# Work order:
Stop at the line containing "5.45 | 9.78 |": every line of the listing from the first up to that one must be set down exactly.

# Supplied material:
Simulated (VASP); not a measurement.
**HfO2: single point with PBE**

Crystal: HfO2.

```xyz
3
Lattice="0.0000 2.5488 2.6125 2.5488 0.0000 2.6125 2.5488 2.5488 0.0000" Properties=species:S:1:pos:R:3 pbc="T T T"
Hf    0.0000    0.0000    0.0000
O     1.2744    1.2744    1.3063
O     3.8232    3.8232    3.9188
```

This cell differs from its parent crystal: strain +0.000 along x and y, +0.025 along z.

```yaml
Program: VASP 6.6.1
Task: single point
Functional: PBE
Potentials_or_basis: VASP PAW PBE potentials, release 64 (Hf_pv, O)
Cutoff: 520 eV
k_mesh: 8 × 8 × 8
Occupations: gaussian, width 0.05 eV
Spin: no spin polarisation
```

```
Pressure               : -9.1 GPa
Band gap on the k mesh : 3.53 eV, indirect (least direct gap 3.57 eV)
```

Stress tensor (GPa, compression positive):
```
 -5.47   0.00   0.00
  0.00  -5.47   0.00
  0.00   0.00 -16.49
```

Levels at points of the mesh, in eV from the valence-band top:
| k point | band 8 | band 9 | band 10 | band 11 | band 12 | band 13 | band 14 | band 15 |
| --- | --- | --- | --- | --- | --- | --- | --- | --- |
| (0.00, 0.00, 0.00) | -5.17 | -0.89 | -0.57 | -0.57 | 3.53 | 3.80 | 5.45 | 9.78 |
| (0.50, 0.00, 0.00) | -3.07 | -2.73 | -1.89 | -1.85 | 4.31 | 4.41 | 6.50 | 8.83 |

# Task solution:
Simulated (VASP); not a measurement.
**HfO2: single point with PBE**

Crystal: HfO2.

```xyz
3
Lattice="0.0000 2.5488 2.6125 2.5488 0.0000 2.6125 2.5488 2.5488 0.0000" Properties=species:S:1:pos:R:3 pbc="T T T"
Hf    0.0000    0.0000    0.0000
O     1.2744    1.2744    1.3063
O     3.8232    3.8232    3.9188
```

This cell differs from its parent crystal: strain +0.000 along x and y, +0.025 along z.

```yaml
Program: VASP 6.6.1
Task: single point
Functional: PBE
Potentials_or_basis: VASP PAW PBE potentials, release 64 (Hf_pv, O)
Cutoff: 520 eV
k_mesh: 8 × 8 × 8
Occupations: gaussian, width 0.05 eV
Spin: no spin polarisation
```

```
Pressure               : -9.1 GPa
Band gap on the k mesh : 3.53 eV, indirect (least direct gap 3.57 eV)
```

Stress tensor (GPa, compression positive):
```
 -5.47   0.00   0.00
  0.00  -5.47   0.00
  0.00   0.00 -16.49
```

Levels at points of the mesh, in eV from the valence-band top:
| k point | band 8 | band 9 | band 10 | band 11 | band 12 | band 13 | band 14 | band 15 |
| --- | --- | --- | --- | --- | --- | --- | --- | --- |
| (0.00, 0.00, 0.00) | -5.17 | -0.89 | -0.57 | -0.57 | 3.53 | 3.80 | 5.45 | 9.78 |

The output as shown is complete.